Please retype, unchanged, each line from the top of the material below through the line where "Method: DFT PBE, scalar-relativistic, plane" appears.

### Provided records
□ □ □
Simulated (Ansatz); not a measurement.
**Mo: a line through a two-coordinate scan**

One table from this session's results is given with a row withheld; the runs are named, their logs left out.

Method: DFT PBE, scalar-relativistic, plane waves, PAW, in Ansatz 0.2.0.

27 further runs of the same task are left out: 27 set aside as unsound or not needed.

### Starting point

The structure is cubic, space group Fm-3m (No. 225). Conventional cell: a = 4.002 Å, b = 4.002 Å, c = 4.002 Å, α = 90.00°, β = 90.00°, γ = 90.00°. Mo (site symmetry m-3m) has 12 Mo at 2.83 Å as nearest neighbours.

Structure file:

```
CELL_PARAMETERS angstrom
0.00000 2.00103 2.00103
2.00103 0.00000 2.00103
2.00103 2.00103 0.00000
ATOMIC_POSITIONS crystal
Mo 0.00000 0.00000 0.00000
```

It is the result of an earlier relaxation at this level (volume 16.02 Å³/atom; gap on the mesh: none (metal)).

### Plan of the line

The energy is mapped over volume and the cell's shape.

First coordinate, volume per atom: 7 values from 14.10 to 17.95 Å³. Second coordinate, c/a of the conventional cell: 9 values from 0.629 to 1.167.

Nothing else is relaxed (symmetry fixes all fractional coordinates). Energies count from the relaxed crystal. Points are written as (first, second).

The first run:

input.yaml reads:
□ □ □

### Your solution
Simulated (Ansatz); not a measurement.
**Mo: a line through a two-coordinate scan**

One table from this session's results is given with a row withheld; the runs are named, their logs left out.

Method: DFT PBE, scalar-relativistic, plane waves, PAW, in Ansatz 0.2.0.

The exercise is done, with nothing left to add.